## SUPPLIED INFORMATION:
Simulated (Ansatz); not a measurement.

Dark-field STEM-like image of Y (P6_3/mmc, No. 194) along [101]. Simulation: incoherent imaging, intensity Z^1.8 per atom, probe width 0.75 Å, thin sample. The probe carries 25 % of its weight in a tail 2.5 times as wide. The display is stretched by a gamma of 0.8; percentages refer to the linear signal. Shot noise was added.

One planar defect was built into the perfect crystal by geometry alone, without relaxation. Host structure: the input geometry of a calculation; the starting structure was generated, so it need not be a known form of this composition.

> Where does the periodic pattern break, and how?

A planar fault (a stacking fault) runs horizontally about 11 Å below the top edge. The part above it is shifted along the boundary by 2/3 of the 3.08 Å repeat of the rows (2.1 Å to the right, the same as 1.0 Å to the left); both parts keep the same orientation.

## ACTION ITEM:
Return the full listing. Keep each line exactly as it stands.

## WRITTEN REPLY:
Simulated (Ansatz); not a measurement.

Dark-field STEM-like image of Y (P6_3/mmc, No. 194) along [101]. Simulation: incoherent imaging, intensity Z^1.8 per atom, probe width 0.75 Å, thin sample. The probe carries 25 % of its weight in a tail 2.5 times as wide. The display is stretched by a gamma of 0.8; percentages refer to the linear signal. Shot noise was added.

One planar defect was built into the perfect crystal by geometry alone, without relaxation. Host structure: the input geometry of a calculation; the starting structure was generated, so it need not be a known form of this composition.

> Where does the periodic pattern break, and how?

A planar fault (a stacking fault) runs horizontally about 11 Å below the top edge. The part above it is shifted along the boundary by 2/3 of the 3.08 Å repeat of the rows (2.1 Å to the right, the same as 1.0 Å to the left); both parts keep the same orientation.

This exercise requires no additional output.